-- AVAILABLE DATA --
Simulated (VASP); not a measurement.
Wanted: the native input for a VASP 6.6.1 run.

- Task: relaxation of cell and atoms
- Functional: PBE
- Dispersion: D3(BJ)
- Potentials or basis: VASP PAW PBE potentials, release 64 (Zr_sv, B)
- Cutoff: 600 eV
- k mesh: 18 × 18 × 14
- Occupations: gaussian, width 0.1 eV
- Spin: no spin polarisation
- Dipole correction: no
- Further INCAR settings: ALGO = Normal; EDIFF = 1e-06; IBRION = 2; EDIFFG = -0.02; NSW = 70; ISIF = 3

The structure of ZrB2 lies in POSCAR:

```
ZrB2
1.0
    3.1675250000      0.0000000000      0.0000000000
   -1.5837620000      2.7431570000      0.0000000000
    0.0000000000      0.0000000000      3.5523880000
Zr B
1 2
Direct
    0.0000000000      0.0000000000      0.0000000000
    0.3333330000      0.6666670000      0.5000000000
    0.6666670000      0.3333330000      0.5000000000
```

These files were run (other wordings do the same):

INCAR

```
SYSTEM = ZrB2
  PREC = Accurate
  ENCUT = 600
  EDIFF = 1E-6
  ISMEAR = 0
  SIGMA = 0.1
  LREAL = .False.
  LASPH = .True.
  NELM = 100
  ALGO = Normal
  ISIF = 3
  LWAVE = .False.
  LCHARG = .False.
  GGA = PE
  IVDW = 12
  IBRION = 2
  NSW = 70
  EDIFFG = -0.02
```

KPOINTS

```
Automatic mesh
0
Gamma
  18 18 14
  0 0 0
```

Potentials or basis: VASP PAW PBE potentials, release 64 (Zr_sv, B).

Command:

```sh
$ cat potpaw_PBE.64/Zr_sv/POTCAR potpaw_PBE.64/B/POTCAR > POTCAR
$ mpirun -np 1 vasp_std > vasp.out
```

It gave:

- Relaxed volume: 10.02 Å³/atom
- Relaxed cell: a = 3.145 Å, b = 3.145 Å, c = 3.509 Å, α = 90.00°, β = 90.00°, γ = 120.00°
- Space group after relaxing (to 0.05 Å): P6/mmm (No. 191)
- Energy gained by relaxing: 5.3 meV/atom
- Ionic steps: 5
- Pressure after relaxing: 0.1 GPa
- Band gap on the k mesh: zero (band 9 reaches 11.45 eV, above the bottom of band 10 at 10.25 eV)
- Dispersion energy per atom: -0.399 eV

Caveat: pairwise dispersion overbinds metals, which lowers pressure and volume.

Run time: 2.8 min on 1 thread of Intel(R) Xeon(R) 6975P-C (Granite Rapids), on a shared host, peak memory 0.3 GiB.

-- REQUIRED ACTION --
The lines above from the one containing "- Band gap on" through the one containing "Caveat: pairwise dispersion" are to be set down exactly, and no others.

-- RESULT --
- Band gap on the k mesh: zero (band 9 reaches 11.45 eV, above the bottom of band 10 at 10.25 eV)
- Dispersion energy per atom: -0.399 eV

Caveat: pairwise dispersion overbinds metals, which lowers pressure and volume.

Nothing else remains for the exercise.